*Work item*
A word-for-word copy of the listing is needed. Retype it in full.

+--
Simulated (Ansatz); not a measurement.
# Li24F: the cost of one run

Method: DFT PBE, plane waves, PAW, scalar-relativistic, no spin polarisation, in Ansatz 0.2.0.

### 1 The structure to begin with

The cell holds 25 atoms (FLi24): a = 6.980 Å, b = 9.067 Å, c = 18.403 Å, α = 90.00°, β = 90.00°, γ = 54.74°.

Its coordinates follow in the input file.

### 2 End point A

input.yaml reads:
+--

*Response box*
Simulated (Ansatz); not a measurement.
# Li24F: the cost of one run

Method: DFT PBE, plane waves, PAW, scalar-relativistic, no spin polarisation, in Ansatz 0.2.0.

### 1 The structure to begin with

The cell holds 25 atoms (FLi24): a = 6.980 Å, b = 9.067 Å, c = 18.403 Å, α = 90.00°, β = 90.00°, γ = 54.74°.

Its coordinates follow in the input file.

### 2 End point A

input.yaml reads:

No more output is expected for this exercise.